Activity
Word for word, return the lines from the top of the listing to the line containing "6. δH 4.02: hydrogen", both ends included, and no others.

Supplied records
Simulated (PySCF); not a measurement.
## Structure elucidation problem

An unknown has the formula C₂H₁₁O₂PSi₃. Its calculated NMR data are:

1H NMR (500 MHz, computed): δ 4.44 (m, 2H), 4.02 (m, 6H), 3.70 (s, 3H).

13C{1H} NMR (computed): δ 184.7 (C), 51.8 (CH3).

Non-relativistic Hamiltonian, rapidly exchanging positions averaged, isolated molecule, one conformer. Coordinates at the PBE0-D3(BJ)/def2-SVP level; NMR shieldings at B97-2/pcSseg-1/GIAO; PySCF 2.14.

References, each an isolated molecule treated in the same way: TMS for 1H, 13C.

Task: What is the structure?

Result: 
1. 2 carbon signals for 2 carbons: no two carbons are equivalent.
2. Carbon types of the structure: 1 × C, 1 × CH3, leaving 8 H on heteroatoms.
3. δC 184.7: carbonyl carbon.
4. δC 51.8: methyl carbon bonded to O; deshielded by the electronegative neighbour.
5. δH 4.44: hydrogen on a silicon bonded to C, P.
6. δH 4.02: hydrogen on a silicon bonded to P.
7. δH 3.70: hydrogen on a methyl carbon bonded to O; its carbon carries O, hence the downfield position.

Result
Simulated (PySCF); not a measurement.
## Structure elucidation problem

An unknown has the formula C₂H₁₁O₂PSi₃. Its calculated NMR data are:

1H NMR (500 MHz, computed): δ 4.44 (m, 2H), 4.02 (m, 6H), 3.70 (s, 3H).

13C{1H} NMR (computed): δ 184.7 (C), 51.8 (CH3).

Non-relativistic Hamiltonian, rapidly exchanging positions averaged, isolated molecule, one conformer. Coordinates at the PBE0-D3(BJ)/def2-SVP level; NMR shieldings at B97-2/pcSseg-1/GIAO; PySCF 2.14.

References, each an isolated molecule treated in the same way: TMS for 1H, 13C.

Task: What is the structure?

Result: 
1. 2 carbon signals for 2 carbons: no two carbons are equivalent.
2. Carbon types of the structure: 1 × C, 1 × CH3, leaving 8 H on heteroatoms.
3. δC 184.7: carbonyl carbon.
4. δC 51.8: methyl carbon bonded to O; deshielded by the electronegative neighbour.
5. δH 4.44: hydrogen on a silicon bonded to C, P.
6. δH 4.02: hydrogen on a silicon bonded to P.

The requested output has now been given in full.